[Listed entries — start]
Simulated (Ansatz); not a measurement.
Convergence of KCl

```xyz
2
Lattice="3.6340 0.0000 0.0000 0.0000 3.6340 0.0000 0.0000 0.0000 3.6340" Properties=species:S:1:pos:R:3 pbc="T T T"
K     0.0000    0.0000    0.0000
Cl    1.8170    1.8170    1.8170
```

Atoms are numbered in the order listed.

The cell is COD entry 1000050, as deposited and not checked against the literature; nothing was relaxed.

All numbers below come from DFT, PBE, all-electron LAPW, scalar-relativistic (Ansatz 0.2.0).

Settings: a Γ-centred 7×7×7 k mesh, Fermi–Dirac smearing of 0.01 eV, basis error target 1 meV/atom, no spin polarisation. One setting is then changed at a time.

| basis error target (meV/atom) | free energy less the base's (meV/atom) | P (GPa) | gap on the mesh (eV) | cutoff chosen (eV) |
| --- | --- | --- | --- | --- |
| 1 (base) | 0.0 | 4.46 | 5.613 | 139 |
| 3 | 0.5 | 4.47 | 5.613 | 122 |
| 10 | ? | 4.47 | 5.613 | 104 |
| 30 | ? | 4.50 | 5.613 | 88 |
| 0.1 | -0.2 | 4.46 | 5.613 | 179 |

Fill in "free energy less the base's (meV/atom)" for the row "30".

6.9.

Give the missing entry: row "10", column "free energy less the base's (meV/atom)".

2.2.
[Listed entries — finish]

* [Exercise]:
Write out the records above exactly, from the opening line to the line with "The cell is", including both, with nothing added.

* [Your response]:
Simulated (Ansatz); not a measurement.
Convergence of KCl

```xyz
2
Lattice="3.6340 0.0000 0.0000 0.0000 3.6340 0.0000 0.0000 0.0000 3.6340" Properties=species:S:1:pos:R:3 pbc="T T T"
K     0.0000    0.0000    0.0000
Cl    1.8170    1.8170    1.8170
```

Atoms are numbered in the order listed.

The cell is COD entry 1000050, as deposited and not checked against the literature; nothing was relaxed.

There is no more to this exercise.